### Action item
Retype each entry. Leave nothing out.

=== Section Start ===
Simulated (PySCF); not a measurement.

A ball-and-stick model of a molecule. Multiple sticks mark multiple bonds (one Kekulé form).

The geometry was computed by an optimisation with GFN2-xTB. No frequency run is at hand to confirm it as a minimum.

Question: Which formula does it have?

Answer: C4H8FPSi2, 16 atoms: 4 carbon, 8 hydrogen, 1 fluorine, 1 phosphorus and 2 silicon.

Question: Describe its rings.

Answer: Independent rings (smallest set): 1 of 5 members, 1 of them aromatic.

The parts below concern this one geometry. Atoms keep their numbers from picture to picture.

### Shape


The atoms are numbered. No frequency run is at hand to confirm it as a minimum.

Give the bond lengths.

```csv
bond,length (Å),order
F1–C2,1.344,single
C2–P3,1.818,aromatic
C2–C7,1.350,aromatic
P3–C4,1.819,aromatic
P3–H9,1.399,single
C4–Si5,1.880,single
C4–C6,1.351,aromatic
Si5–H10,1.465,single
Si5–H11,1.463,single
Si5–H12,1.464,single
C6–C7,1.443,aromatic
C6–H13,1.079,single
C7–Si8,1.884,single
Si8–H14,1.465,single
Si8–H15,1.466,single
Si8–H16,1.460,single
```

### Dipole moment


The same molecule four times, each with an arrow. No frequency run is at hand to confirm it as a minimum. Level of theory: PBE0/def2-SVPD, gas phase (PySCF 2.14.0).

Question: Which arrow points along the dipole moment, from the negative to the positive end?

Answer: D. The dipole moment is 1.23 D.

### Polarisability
=== Section End ===

### Written answer
Simulated (PySCF); not a measurement.

A ball-and-stick model of a molecule. Multiple sticks mark multiple bonds (one Kekulé form).

The geometry was computed by an optimisation with GFN2-xTB. No frequency run is at hand to confirm it as a minimum.

Question: Which formula does it have?

Answer: C4H8FPSi2, 16 atoms: 4 carbon, 8 hydrogen, 1 fluorine, 1 phosphorus and 2 silicon.

Question: Describe its rings.

Answer: Independent rings (smallest set): 1 of 5 members, 1 of them aromatic.

The parts below concern this one geometry. Atoms keep their numbers from picture to picture.

### Shape


The atoms are numbered. No frequency run is at hand to confirm it as a minimum.

Give the bond lengths.

```csv
bond,length (Å),order
F1–C2,1.344,single
C2–P3,1.818,aromatic
C2–C7,1.350,aromatic
P3–C4,1.819,aromatic
P3–H9,1.399,single
C4–Si5,1.880,single
C4–C6,1.351,aromatic
Si5–H10,1.465,single
Si5–H11,1.463,single
Si5–H12,1.464,single
C6–C7,1.443,aromatic
C6–H13,1.079,single
C7–Si8,1.884,single
Si8–H14,1.465,single
Si8–H15,1.466,single
Si8–H16,1.460,single
```

### Dipole moment


The same molecule four times, each with an arrow. No frequency run is at hand to confirm it as a minimum. Level of theory: PBE0/def2-SVPD, gas phase (PySCF 2.14.0).

Question: Which arrow points along the dipole moment, from the negative to the positive end?

Answer: D. The dipole moment is 1.23 D.

### Polarisability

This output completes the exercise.